■ STUDY MATERIAL ■
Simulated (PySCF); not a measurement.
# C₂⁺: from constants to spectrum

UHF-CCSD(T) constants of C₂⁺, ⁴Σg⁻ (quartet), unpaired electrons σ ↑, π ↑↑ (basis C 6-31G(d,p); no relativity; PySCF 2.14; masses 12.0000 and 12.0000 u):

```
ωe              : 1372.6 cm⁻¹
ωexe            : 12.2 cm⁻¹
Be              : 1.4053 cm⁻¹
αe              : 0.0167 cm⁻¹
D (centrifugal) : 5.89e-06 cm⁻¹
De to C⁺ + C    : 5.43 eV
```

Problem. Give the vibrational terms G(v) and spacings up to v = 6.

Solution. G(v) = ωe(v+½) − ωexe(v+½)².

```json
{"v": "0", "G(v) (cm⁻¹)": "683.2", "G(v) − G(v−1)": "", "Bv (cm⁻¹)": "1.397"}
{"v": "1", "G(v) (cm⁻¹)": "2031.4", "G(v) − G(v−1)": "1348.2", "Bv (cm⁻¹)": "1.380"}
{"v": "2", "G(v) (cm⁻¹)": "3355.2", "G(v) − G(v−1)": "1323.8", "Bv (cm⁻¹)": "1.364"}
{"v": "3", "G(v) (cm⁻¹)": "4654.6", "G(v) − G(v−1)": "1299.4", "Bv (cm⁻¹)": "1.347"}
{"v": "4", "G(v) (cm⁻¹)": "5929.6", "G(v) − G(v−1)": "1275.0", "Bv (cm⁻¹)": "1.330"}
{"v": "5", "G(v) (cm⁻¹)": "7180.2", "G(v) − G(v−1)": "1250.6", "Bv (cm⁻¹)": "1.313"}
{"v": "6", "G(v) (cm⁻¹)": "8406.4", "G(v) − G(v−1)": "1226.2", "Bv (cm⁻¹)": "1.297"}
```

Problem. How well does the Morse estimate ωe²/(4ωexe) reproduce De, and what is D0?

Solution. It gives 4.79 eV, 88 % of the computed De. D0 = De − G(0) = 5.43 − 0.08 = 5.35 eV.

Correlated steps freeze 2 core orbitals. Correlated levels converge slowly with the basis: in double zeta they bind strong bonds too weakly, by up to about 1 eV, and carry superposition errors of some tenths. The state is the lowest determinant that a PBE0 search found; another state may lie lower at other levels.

■ BRIEF ■
Repeat the entries above verbatim, but only from the line that has "# C₂⁺: from constants to spectrum" down to the line that has "Solution. It gives", inclusive.

■ TASK RESULT ■
# C₂⁺: from constants to spectrum

UHF-CCSD(T) constants of C₂⁺, ⁴Σg⁻ (quartet), unpaired electrons σ ↑, π ↑↑ (basis C 6-31G(d,p); no relativity; PySCF 2.14; masses 12.0000 and 12.0000 u):

```
ωe              : 1372.6 cm⁻¹
ωexe            : 12.2 cm⁻¹
Be              : 1.4053 cm⁻¹
αe              : 0.0167 cm⁻¹
D (centrifugal) : 5.89e-06 cm⁻¹
De to C⁺ + C    : 5.43 eV
```

Problem. Give the vibrational terms G(v) and spacings up to v = 6.

Solution. G(v) = ωe(v+½) − ωexe(v+½)².

```json
{"v": "0", "G(v) (cm⁻¹)": "683.2", "G(v) − G(v−1)": "", "Bv (cm⁻¹)": "1.397"}
{"v": "1", "G(v) (cm⁻¹)": "2031.4", "G(v) − G(v−1)": "1348.2", "Bv (cm⁻¹)": "1.380"}
{"v": "2", "G(v) (cm⁻¹)": "3355.2", "G(v) − G(v−1)": "1323.8", "Bv (cm⁻¹)": "1.364"}
{"v": "3", "G(v) (cm⁻¹)": "4654.6", "G(v) − G(v−1)": "1299.4", "Bv (cm⁻¹)": "1.347"}
{"v": "4", "G(v) (cm⁻¹)": "5929.6", "G(v) − G(v−1)": "1275.0", "Bv (cm⁻¹)": "1.330"}
{"v": "5", "G(v) (cm⁻¹)": "7180.2", "G(v) − G(v−1)": "1250.6", "Bv (cm⁻¹)": "1.313"}
{"v": "6", "G(v) (cm⁻¹)": "8406.4", "G(v) − G(v−1)": "1226.2", "Bv (cm⁻¹)": "1.297"}
```

Problem. How well does the Morse estimate ωe²/(4ωexe) reproduce De, and what is D0?

Solution. It gives 4.79 eV, 88 % of the computed De. D0 = De − G(0) = 5.43 − 0.08 = 5.35 eV.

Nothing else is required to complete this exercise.